## Dataset content
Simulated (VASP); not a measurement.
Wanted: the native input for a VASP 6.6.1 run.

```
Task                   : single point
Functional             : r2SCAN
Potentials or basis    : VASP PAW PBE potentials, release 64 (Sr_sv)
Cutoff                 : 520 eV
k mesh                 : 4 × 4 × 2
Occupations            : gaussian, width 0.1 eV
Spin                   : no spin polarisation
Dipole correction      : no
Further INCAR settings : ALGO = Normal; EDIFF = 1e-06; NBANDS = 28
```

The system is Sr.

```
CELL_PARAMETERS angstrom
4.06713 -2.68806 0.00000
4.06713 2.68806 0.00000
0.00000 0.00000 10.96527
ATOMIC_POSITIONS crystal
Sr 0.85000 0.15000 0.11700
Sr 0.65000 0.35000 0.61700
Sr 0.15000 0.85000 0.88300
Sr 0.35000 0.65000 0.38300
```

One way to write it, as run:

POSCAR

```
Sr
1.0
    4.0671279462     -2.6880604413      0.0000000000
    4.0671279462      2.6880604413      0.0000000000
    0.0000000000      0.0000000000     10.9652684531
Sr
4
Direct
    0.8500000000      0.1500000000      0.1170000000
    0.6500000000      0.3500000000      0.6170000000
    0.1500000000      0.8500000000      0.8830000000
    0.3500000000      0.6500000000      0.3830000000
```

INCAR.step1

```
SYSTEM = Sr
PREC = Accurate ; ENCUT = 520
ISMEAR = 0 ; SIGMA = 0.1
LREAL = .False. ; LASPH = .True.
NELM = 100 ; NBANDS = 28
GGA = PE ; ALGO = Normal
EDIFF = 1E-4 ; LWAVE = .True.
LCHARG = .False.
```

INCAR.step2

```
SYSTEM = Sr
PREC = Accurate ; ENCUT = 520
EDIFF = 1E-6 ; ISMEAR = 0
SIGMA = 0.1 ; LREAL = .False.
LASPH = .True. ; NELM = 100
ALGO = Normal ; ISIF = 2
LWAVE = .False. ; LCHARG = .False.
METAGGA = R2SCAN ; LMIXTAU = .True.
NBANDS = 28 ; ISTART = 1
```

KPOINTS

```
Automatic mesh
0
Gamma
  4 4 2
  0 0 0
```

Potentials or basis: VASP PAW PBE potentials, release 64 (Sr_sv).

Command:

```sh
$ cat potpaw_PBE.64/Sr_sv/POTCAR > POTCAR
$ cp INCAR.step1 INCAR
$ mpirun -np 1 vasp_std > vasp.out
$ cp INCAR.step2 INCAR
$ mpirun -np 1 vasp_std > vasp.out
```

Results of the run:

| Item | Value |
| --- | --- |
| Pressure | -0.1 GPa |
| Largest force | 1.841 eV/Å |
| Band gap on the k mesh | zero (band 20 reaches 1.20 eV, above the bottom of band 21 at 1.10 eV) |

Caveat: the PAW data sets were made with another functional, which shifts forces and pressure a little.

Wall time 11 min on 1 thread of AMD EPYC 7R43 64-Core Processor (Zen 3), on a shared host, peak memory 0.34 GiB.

## Work instruction
Quote the records above from their first line through the line containing "at 1.10 eV) |", both ends included.

## Response box
Simulated (VASP); not a measurement.
Wanted: the native input for a VASP 6.6.1 run.

```
Task                   : single point
Functional             : r2SCAN
Potentials or basis    : VASP PAW PBE potentials, release 64 (Sr_sv)
Cutoff                 : 520 eV
k mesh                 : 4 × 4 × 2
Occupations            : gaussian, width 0.1 eV
Spin                   : no spin polarisation
Dipole correction      : no
Further INCAR settings : ALGO = Normal; EDIFF = 1e-06; NBANDS = 28
```

The system is Sr.

```
CELL_PARAMETERS angstrom
4.06713 -2.68806 0.00000
4.06713 2.68806 0.00000
0.00000 0.00000 10.96527
ATOMIC_POSITIONS crystal
Sr 0.85000 0.15000 0.11700
Sr 0.65000 0.35000 0.61700
Sr 0.15000 0.85000 0.88300
Sr 0.35000 0.65000 0.38300
```

One way to write it, as run:

POSCAR

```
Sr
1.0
    4.0671279462     -2.6880604413      0.0000000000
    4.0671279462      2.6880604413      0.0000000000
    0.0000000000      0.0000000000     10.9652684531
Sr
4
Direct
    0.8500000000      0.1500000000      0.1170000000
    0.6500000000      0.3500000000      0.6170000000
    0.1500000000      0.8500000000      0.8830000000
    0.3500000000      0.6500000000      0.3830000000
```

INCAR.step1

```
SYSTEM = Sr
PREC = Accurate ; ENCUT = 520
ISMEAR = 0 ; SIGMA = 0.1
LREAL = .False. ; LASPH = .True.
NELM = 100 ; NBANDS = 28
GGA = PE ; ALGO = Normal
EDIFF = 1E-4 ; LWAVE = .True.
LCHARG = .False.
```

INCAR.step2

```
SYSTEM = Sr
PREC = Accurate ; ENCUT = 520
EDIFF = 1E-6 ; ISMEAR = 0
SIGMA = 0.1 ; LREAL = .False.
LASPH = .True. ; NELM = 100
ALGO = Normal ; ISIF = 2
LWAVE = .False. ; LCHARG = .False.
METAGGA = R2SCAN ; LMIXTAU = .True.
NBANDS = 28 ; ISTART = 1
```

KPOINTS

```
Automatic mesh
0
Gamma
  4 4 2
  0 0 0
```

Potentials or basis: VASP PAW PBE potentials, release 64 (Sr_sv).

Command:

```sh
$ cat potpaw_PBE.64/Sr_sv/POTCAR > POTCAR
$ cp INCAR.step1 INCAR
$ mpirun -np 1 vasp_std > vasp.out
$ cp INCAR.step2 INCAR
$ mpirun -np 1 vasp_std > vasp.out
```

Results of the run:

| Item | Value |
| --- | --- |
| Pressure | -0.1 GPa |
| Largest force | 1.841 eV/Å |
| Band gap on the k mesh | zero (band 20 reaches 1.20 eV, above the bottom of band 21 at 1.10 eV) |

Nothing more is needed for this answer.